### RAW DATA
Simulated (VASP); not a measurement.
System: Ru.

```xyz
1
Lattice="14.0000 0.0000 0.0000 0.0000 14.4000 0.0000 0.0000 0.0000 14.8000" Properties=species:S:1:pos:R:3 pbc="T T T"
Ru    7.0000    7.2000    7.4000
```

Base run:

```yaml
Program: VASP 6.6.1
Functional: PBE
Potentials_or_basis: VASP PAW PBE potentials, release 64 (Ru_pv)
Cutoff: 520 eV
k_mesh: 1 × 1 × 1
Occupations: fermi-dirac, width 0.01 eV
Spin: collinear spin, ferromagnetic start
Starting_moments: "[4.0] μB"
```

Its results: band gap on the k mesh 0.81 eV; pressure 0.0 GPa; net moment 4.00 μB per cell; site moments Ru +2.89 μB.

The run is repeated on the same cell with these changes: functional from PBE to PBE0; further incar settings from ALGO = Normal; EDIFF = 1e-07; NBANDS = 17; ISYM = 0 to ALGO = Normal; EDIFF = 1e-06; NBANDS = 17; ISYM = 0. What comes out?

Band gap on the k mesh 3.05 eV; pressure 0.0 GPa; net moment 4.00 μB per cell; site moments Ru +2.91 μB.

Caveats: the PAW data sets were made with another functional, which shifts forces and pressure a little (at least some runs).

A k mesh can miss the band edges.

### WORK INSTRUCTION
Every record above is to be transcribed exactly as written.

### ANSWER AREA
Simulated (VASP); not a measurement.
System: Ru.

```xyz
1
Lattice="14.0000 0.0000 0.0000 0.0000 14.4000 0.0000 0.0000 0.0000 14.8000" Properties=species:S:1:pos:R:3 pbc="T T T"
Ru    7.0000    7.2000    7.4000
```

Base run:

```yaml
Program: VASP 6.6.1
Functional: PBE
Potentials_or_basis: VASP PAW PBE potentials, release 64 (Ru_pv)
Cutoff: 520 eV
k_mesh: 1 × 1 × 1
Occupations: fermi-dirac, width 0.01 eV
Spin: collinear spin, ferromagnetic start
Starting_moments: "[4.0] μB"
```

Its results: band gap on the k mesh 0.81 eV; pressure 0.0 GPa; net moment 4.00 μB per cell; site moments Ru +2.89 μB.

The run is repeated on the same cell with these changes: functional from PBE to PBE0; further incar settings from ALGO = Normal; EDIFF = 1e-07; NBANDS = 17; ISYM = 0 to ALGO = Normal; EDIFF = 1e-06; NBANDS = 17; ISYM = 0. What comes out?

Band gap on the k mesh 3.05 eV; pressure 0.0 GPa; net moment 4.00 μB per cell; site moments Ru +2.91 μB.

Caveats: the PAW data sets were made with another functional, which shifts forces and pressure a little (at least some runs).

A k mesh can miss the band edges.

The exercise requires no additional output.